## WORK ORDER
In the material below, find the line containing "Set up this" and the line containing "mesh: 6 × 6 × 3", then reproduce exactly both of them and every line between, and nothing else.

## DATA FOR REVIEW
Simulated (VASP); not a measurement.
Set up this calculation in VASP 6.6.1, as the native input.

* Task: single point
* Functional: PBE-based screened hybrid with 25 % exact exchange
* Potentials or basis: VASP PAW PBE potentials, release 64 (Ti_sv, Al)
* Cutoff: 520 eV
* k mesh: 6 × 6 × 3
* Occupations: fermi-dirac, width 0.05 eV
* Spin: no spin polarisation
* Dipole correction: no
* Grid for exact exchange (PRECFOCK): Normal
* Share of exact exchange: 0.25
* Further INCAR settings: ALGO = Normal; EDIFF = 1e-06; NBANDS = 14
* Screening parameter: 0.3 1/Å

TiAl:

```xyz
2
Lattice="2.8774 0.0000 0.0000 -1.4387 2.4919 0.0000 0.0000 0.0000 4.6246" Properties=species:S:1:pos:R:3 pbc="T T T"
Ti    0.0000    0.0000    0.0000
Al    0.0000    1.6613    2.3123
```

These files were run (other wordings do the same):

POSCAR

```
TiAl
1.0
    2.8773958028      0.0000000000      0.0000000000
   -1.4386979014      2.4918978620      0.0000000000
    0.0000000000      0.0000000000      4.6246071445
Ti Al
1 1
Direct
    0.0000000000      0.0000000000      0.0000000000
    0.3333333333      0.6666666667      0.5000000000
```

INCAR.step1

## EXPECTED ANSWER
Set up this calculation in VASP 6.6.1, as the native input.

* Task: single point
* Functional: PBE-based screened hybrid with 25 % exact exchange
* Potentials or basis: VASP PAW PBE potentials, release 64 (Ti_sv, Al)
* Cutoff: 520 eV
* k mesh: 6 × 6 × 3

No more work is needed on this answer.